WORK ORDER:
For this exercise, please reproduce the records below word for word, from the first line through the line with "Hardware: 1 thread".

··· INFORMATION GIVEN ···

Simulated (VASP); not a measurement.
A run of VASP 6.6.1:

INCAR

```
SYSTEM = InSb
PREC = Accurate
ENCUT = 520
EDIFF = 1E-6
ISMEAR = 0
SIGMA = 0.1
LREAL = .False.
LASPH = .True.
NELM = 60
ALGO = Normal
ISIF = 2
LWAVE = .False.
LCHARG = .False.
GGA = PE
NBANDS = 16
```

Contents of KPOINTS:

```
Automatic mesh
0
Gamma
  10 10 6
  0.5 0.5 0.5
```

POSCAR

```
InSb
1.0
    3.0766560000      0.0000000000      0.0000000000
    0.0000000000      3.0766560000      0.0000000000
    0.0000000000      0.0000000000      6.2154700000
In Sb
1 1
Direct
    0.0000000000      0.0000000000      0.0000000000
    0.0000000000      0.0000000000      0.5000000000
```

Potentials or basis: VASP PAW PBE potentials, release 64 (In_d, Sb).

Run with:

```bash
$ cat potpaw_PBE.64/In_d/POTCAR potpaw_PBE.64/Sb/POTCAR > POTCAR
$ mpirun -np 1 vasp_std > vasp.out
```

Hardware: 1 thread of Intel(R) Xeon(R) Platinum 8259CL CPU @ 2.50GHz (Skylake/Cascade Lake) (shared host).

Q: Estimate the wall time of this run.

···

TASK RESULT:
Simulated (VASP); not a measurement.
A run of VASP 6.6.1:

INCAR

```
SYSTEM = InSb
PREC = Accurate
ENCUT = 520
EDIFF = 1E-6
ISMEAR = 0
SIGMA = 0.1
LREAL = .False.
LASPH = .True.
NELM = 60
ALGO = Normal
ISIF = 2
LWAVE = .False.
LCHARG = .False.
GGA = PE
NBANDS = 16
```

Contents of KPOINTS:

```
Automatic mesh
0
Gamma
  10 10 6
  0.5 0.5 0.5
```

POSCAR

```
InSb
1.0
    3.0766560000      0.0000000000      0.0000000000
    0.0000000000      3.0766560000      0.0000000000
    0.0000000000      0.0000000000      6.2154700000
In Sb
1 1
Direct
    0.0000000000      0.0000000000      0.0000000000
    0.0000000000      0.0000000000      0.5000000000
```

Potentials or basis: VASP PAW PBE potentials, release 64 (In_d, Sb).

Run with:

```bash
$ cat potpaw_PBE.64/In_d/POTCAR potpaw_PBE.64/Sb/POTCAR > POTCAR
$ mpirun -np 1 vasp_std > vasp.out
```

Hardware: 1 thread of Intel(R) Xeon(R) Platinum 8259CL CPU @ 2.50GHz (Skylake/Cascade Lake) (shared host).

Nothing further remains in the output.